* _INFORMATION SHOWN_
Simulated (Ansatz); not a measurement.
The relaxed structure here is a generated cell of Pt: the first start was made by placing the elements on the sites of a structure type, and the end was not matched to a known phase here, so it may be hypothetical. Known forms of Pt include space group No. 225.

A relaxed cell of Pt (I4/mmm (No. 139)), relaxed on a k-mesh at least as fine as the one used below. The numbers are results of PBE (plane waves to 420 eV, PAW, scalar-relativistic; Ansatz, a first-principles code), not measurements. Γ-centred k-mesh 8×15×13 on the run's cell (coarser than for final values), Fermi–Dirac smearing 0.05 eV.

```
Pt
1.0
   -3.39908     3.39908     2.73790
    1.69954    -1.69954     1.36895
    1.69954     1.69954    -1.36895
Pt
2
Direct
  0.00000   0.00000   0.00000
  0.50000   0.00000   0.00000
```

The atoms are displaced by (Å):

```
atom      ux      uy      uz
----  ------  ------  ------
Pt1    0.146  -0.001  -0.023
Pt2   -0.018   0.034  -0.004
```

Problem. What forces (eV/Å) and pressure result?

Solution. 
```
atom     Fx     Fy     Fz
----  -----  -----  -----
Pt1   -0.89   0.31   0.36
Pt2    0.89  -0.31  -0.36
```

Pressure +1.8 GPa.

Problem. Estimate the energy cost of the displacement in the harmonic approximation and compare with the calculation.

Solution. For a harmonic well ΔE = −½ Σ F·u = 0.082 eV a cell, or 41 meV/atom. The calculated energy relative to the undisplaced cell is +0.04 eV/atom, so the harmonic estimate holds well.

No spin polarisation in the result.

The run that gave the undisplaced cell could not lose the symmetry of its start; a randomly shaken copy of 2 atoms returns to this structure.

* _WORK TASK_
Reproduce only what lies between the start of the listing above and the end of the line containing "No spin polarisation in the result.", keeping every line exact.

* _SOLUTION_
Simulated (Ansatz); not a measurement.
The relaxed structure here is a generated cell of Pt: the first start was made by placing the elements on the sites of a structure type, and the end was not matched to a known phase here, so it may be hypothetical. Known forms of Pt include space group No. 225.

A relaxed cell of Pt (I4/mmm (No. 139)), relaxed on a k-mesh at least as fine as the one used below. The numbers are results of PBE (plane waves to 420 eV, PAW, scalar-relativistic; Ansatz, a first-principles code), not measurements. Γ-centred k-mesh 8×15×13 on the run's cell (coarser than for final values), Fermi–Dirac smearing 0.05 eV.

```
Pt
1.0
   -3.39908     3.39908     2.73790
    1.69954    -1.69954     1.36895
    1.69954     1.69954    -1.36895
Pt
2
Direct
  0.00000   0.00000   0.00000
  0.50000   0.00000   0.00000
```

The atoms are displaced by (Å):

```
atom      ux      uy      uz
----  ------  ------  ------
Pt1    0.146  -0.001  -0.023
Pt2   -0.018   0.034  -0.004
```

Problem. What forces (eV/Å) and pressure result?

Solution. 
```
atom     Fx     Fy     Fz
----  -----  -----  -----
Pt1   -0.89   0.31   0.36
Pt2    0.89  -0.31  -0.36
```

Pressure +1.8 GPa.

Problem. Estimate the energy cost of the displacement in the harmonic approximation and compare with the calculation.

Solution. For a harmonic well ΔE = −½ Σ F·u = 0.082 eV a cell, or 41 meV/atom. The calculated energy relative to the undisplaced cell is +0.04 eV/atom, so the harmonic estimate holds well.

No spin polarisation in the result.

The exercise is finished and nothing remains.